## Brief
For the material below, return exactly the lines starting at the line containing "energy (eV) |" and ending at the line containing "1.5 eV, from", both ends included, and no others.

## Record excerpts
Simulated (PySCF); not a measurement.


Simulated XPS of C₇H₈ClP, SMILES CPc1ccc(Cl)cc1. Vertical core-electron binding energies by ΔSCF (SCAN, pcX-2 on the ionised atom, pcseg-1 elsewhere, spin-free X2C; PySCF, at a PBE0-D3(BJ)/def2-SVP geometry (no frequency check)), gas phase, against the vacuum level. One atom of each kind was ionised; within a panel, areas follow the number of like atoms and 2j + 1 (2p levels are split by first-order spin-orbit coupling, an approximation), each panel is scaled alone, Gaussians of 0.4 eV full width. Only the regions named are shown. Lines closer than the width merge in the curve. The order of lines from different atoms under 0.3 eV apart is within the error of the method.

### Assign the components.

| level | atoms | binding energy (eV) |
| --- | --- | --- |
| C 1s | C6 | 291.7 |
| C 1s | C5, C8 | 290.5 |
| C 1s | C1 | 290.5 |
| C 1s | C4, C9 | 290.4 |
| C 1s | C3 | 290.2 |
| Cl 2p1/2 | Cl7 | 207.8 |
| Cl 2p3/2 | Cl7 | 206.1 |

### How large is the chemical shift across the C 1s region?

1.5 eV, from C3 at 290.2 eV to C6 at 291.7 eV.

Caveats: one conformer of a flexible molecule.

## Problem solution
| level | atoms | binding energy (eV) |
| --- | --- | --- |
| C 1s | C6 | 291.7 |
| C 1s | C5, C8 | 290.5 |
| C 1s | C1 | 290.5 |
| C 1s | C4, C9 | 290.4 |
| C 1s | C3 | 290.2 |
| Cl 2p1/2 | Cl7 | 207.8 |
| Cl 2p3/2 | Cl7 | 206.1 |

### How large is the chemical shift across the C 1s region?

1.5 eV, from C3 at 290.2 eV to C6 at 291.7 eV.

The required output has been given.